#### Activity
Look below for the lines from the one with "spin polarisation |" to the one with "Problem. Estimate the wall time of this run.", and copy exactly those lines, both ends included.

#### Supplied data
····················

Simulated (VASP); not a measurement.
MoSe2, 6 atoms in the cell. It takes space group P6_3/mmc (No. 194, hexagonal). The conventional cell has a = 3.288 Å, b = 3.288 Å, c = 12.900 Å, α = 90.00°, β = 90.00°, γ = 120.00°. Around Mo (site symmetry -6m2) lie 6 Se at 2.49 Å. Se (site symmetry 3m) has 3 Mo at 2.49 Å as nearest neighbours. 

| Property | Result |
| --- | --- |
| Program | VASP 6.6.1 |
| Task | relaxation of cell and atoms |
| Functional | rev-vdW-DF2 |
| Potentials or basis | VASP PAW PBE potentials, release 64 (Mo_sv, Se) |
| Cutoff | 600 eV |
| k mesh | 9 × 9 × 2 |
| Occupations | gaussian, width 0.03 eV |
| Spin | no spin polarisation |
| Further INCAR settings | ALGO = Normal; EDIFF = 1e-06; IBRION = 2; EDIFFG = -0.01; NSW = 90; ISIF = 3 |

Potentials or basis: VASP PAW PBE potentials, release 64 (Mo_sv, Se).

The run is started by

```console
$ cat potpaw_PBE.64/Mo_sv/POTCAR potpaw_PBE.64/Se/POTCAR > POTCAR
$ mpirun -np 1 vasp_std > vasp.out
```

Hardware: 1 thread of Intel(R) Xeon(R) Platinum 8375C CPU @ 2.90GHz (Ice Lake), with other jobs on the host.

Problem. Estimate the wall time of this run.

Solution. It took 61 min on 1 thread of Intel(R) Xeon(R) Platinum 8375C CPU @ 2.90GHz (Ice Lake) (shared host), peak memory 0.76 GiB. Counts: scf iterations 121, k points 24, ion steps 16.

····················

#### Exercise result
| Spin | no spin polarisation |
| Further INCAR settings | ALGO = Normal; EDIFF = 1e-06; IBRION = 2; EDIFFG = -0.01; NSW = 90; ISIF = 3 |

Potentials or basis: VASP PAW PBE potentials, release 64 (Mo_sv, Se).

The run is started by

```console
$ cat potpaw_PBE.64/Mo_sv/POTCAR potpaw_PBE.64/Se/POTCAR > POTCAR
$ mpirun -np 1 vasp_std > vasp.out
```

Hardware: 1 thread of Intel(R) Xeon(R) Platinum 8375C CPU @ 2.90GHz (Ice Lake), with other jobs on the host.

Problem. Estimate the wall time of this run.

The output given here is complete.